- **Work instruction**
Please write out each entry below exactly as given.

- **Exercise data**
***

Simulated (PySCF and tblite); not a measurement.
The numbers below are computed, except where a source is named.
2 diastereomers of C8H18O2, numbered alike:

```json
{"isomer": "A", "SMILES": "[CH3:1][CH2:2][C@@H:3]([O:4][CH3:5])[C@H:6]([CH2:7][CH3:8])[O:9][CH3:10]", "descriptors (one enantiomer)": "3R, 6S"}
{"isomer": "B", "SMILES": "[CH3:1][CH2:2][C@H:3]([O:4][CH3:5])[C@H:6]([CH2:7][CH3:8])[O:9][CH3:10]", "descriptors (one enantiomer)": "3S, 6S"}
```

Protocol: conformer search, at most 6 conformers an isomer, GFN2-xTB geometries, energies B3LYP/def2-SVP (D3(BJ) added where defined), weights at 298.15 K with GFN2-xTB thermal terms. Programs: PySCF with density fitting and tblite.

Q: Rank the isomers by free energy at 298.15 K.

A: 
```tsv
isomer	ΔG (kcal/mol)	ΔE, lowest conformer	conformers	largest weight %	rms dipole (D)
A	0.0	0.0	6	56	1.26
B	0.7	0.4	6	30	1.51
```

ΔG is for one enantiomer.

***

- **Task output**
Simulated (PySCF and tblite); not a measurement.
The numbers below are computed, except where a source is named.
2 diastereomers of C8H18O2, numbered alike:

```json
{"isomer": "A", "SMILES": "[CH3:1][CH2:2][C@@H:3]([O:4][CH3:5])[C@H:6]([CH2:7][CH3:8])[O:9][CH3:10]", "descriptors (one enantiomer)": "3R, 6S"}
{"isomer": "B", "SMILES": "[CH3:1][CH2:2][C@H:3]([O:4][CH3:5])[C@H:6]([CH2:7][CH3:8])[O:9][CH3:10]", "descriptors (one enantiomer)": "3S, 6S"}
```

Protocol: conformer search, at most 6 conformers an isomer, GFN2-xTB geometries, energies B3LYP/def2-SVP (D3(BJ) added where defined), weights at 298.15 K with GFN2-xTB thermal terms. Programs: PySCF with density fitting and tblite.

Q: Rank the isomers by free energy at 298.15 K.

A: 
```tsv
isomer	ΔG (kcal/mol)	ΔE, lowest conformer	conformers	largest weight %	rms dipole (D)
A	0.0	0.0	6	56	1.26
B	0.7	0.4	6	30	1.51
```

ΔG is for one enantiomer.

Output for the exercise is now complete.